═════ Recorded information ═════
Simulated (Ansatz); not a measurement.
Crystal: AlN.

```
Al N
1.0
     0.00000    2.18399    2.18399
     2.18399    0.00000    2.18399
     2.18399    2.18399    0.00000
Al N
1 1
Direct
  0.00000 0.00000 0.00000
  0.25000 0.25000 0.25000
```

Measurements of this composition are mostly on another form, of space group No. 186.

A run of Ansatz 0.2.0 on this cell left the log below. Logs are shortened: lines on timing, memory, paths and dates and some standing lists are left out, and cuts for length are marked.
═════

**Work item**: Return exactly what appears above, from the first line of the entries to the line with "Measurements of this", inclusive.

**Written reply**:
Simulated (Ansatz); not a measurement.
Crystal: AlN.

```
Al N
1.0
     0.00000    2.18399    2.18399
     2.18399    0.00000    2.18399
     2.18399    2.18399    0.00000
Al N
1 1
Direct
  0.00000 0.00000 0.00000
  0.25000 0.25000 0.25000
```

Measurements of this composition are mostly on another form, of space group No. 186.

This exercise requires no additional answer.